Work task: Retype word for word the lines of the data below, from the first to the one bearing "References, each an", with that one included.

========================================================================
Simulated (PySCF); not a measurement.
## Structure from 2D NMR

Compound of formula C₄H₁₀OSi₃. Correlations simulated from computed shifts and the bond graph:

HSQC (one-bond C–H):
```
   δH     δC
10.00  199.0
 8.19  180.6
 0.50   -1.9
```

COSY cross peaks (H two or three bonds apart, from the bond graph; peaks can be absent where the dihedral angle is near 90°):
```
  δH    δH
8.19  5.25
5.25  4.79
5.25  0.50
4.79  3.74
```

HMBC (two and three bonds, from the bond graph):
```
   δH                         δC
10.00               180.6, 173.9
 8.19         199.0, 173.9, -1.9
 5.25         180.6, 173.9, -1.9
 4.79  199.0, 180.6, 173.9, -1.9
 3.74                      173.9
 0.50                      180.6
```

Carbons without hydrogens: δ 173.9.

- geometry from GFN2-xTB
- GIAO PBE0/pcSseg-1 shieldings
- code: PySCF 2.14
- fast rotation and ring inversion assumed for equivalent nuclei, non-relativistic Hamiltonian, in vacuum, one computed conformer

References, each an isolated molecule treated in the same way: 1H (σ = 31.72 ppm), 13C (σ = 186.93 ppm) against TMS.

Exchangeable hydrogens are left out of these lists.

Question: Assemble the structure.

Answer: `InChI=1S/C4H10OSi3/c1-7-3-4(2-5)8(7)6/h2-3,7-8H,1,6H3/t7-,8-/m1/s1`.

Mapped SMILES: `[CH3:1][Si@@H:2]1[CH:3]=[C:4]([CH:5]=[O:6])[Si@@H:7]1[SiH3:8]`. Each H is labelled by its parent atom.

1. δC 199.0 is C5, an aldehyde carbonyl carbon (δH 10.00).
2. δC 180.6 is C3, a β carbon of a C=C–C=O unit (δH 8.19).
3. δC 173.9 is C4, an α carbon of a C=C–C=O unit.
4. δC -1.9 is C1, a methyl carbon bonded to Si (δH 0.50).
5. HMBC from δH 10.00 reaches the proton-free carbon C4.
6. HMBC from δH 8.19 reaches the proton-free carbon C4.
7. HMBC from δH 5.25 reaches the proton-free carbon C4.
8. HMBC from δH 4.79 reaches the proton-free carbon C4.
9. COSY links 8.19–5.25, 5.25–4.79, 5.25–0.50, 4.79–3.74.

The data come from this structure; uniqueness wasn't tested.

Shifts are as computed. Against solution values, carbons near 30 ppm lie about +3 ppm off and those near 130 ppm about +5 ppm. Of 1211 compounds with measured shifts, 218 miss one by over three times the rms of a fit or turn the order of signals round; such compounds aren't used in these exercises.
========================================================================

Problem solution:
Simulated (PySCF); not a measurement.
## Structure from 2D NMR

Compound of formula C₄H₁₀OSi₃. Correlations simulated from computed shifts and the bond graph:

HSQC (one-bond C–H):
```
   δH     δC
10.00  199.0
 8.19  180.6
 0.50   -1.9
```

COSY cross peaks (H two or three bonds apart, from the bond graph; peaks can be absent where the dihedral angle is near 90°):
```
  δH    δH
8.19  5.25
5.25  4.79
5.25  0.50
4.79  3.74
```

HMBC (two and three bonds, from the bond graph):
```
   δH                         δC
10.00               180.6, 173.9
 8.19         199.0, 173.9, -1.9
 5.25         180.6, 173.9, -1.9
 4.79  199.0, 180.6, 173.9, -1.9
 3.74                      173.9
 0.50                      180.6
```

Carbons without hydrogens: δ 173.9.

- geometry from GFN2-xTB
- GIAO PBE0/pcSseg-1 shieldings
- code: PySCF 2.14
- fast rotation and ring inversion assumed for equivalent nuclei, non-relativistic Hamiltonian, in vacuum, one computed conformer

References, each an isolated molecule treated in the same way: 1H (σ = 31.72 ppm), 13C (σ = 186.93 ppm) against TMS.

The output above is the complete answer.